» Input data:
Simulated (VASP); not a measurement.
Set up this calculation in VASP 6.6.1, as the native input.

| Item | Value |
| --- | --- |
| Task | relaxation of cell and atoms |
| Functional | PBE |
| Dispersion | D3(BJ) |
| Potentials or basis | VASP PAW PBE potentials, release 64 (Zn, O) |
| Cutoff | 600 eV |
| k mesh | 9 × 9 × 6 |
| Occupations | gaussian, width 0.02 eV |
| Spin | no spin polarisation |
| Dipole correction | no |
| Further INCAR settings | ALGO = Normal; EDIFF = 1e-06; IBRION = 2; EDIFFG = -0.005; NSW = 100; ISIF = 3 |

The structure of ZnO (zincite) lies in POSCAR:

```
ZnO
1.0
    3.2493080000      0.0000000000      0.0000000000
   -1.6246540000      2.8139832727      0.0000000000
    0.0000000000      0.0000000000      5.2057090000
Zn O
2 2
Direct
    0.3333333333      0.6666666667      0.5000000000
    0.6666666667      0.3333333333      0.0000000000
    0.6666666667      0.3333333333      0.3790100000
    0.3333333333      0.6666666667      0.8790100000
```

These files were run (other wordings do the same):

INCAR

» Work order: Return all the data above, unaltered and complete.

» Written response:
Simulated (VASP); not a measurement.
Set up this calculation in VASP 6.6.1, as the native input.

| Item | Value |
| --- | --- |
| Task | relaxation of cell and atoms |
| Functional | PBE |
| Dispersion | D3(BJ) |
| Potentials or basis | VASP PAW PBE potentials, release 64 (Zn, O) |
| Cutoff | 600 eV |
| k mesh | 9 × 9 × 6 |
| Occupations | gaussian, width 0.02 eV |
| Spin | no spin polarisation |
| Dipole correction | no |
| Further INCAR settings | ALGO = Normal; EDIFF = 1e-06; IBRION = 2; EDIFFG = -0.005; NSW = 100; ISIF = 3 |

The structure of ZnO (zincite) lies in POSCAR:

```
ZnO
1.0
    3.2493080000      0.0000000000      0.0000000000
   -1.6246540000      2.8139832727      0.0000000000
    0.0000000000      0.0000000000      5.2057090000
Zn O
2 2
Direct
    0.3333333333      0.6666666667      0.5000000000
    0.6666666667      0.3333333333      0.0000000000
    0.6666666667      0.3333333333      0.3790100000
    0.3333333333      0.6666666667      0.8790100000
```

These files were run (other wordings do the same):

INCAR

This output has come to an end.